Give back exactly the stretch of data below from the line holding "Gaps are read" through the line holding "Left out are", both ends included, and leave the remaining lines out.

═══
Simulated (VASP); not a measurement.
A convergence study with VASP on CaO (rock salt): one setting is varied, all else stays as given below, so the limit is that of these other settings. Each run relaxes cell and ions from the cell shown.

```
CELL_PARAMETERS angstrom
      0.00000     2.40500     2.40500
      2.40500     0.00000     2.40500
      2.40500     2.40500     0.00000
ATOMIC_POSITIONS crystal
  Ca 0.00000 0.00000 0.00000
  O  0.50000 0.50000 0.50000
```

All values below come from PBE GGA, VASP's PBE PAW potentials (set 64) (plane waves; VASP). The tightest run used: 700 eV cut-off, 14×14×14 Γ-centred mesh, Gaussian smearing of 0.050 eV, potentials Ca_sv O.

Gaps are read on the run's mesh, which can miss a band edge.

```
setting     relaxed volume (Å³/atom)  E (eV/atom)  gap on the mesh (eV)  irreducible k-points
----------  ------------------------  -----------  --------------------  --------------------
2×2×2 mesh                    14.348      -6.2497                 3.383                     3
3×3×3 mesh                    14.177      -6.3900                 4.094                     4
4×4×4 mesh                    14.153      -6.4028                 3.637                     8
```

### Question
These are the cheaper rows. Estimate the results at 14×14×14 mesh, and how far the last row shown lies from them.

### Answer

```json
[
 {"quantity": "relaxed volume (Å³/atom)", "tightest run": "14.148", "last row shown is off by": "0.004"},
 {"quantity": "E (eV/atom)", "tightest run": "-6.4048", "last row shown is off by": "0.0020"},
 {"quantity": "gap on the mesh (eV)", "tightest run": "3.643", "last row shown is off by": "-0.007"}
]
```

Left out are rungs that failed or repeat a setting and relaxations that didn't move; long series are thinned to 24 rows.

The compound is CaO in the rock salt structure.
═══

RESPONSE:
Gaps are read on the run's mesh, which can miss a band edge.

```
setting     relaxed volume (Å³/atom)  E (eV/atom)  gap on the mesh (eV)  irreducible k-points
----------  ------------------------  -----------  --------------------  --------------------
2×2×2 mesh                    14.348      -6.2497                 3.383                     3
3×3×3 mesh                    14.177      -6.3900                 4.094                     4
4×4×4 mesh                    14.153      -6.4028                 3.637                     8
```

### Question
These are the cheaper rows. Estimate the results at 14×14×14 mesh, and how far the last row shown lies from them.

### Answer

```json
[
 {"quantity": "relaxed volume (Å³/atom)", "tightest run": "14.148", "last row shown is off by": "0.004"},
 {"quantity": "E (eV/atom)", "tightest run": "-6.4048", "last row shown is off by": "0.0020"},
 {"quantity": "gap on the mesh (eV)", "tightest run": "3.643", "last row shown is off by": "-0.007"}
]
```

Left out are rungs that failed or repeat a setting and relaxations that didn't move; long series are thinned to 24 rows.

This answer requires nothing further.